ACTION ITEM
Write the data below out in full, exactly as it stands.

┄┄┄┄┄┄┄┄┄┄┄┄┄┄┄┄┄┄┄┄
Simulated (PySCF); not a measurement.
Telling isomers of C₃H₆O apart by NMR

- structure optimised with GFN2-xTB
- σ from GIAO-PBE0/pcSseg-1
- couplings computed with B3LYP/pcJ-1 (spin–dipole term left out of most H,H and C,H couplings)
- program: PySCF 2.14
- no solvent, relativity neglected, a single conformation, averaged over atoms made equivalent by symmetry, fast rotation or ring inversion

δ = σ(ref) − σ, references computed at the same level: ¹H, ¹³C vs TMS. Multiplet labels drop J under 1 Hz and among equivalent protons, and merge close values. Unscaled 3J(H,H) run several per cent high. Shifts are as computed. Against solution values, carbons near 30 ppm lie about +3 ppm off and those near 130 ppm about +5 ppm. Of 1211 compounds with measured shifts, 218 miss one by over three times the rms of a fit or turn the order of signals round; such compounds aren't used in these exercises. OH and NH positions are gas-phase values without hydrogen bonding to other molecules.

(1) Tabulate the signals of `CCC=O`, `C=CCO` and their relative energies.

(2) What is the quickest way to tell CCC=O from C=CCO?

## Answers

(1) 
┄┄┄┄┄┄┄┄┄┄┄┄┄┄┄┄┄┄┄┄

EXERCISE OUTPUT
Simulated (PySCF); not a measurement.
Telling isomers of C₃H₆O apart by NMR

- structure optimised with GFN2-xTB
- σ from GIAO-PBE0/pcSseg-1
- couplings computed with B3LYP/pcJ-1 (spin–dipole term left out of most H,H and C,H couplings)
- program: PySCF 2.14
- no solvent, relativity neglected, a single conformation, averaged over atoms made equivalent by symmetry, fast rotation or ring inversion

δ = σ(ref) − σ, references computed at the same level: ¹H, ¹³C vs TMS. Multiplet labels drop J under 1 Hz and among equivalent protons, and merge close values. Unscaled 3J(H,H) run several per cent high. Shifts are as computed. Against solution values, carbons near 30 ppm lie about +3 ppm off and those near 130 ppm about +5 ppm. Of 1211 compounds with measured shifts, 218 miss one by over three times the rms of a fit or turn the order of signals round; such compounds aren't used in these exercises. OH and NH positions are gas-phase values without hydrogen bonding to other molecules.

(1) Tabulate the signals of `CCC=O`, `C=CCO` and their relative energies.

(2) What is the quickest way to tell CCC=O from C=CCO?

## Answers

(1) 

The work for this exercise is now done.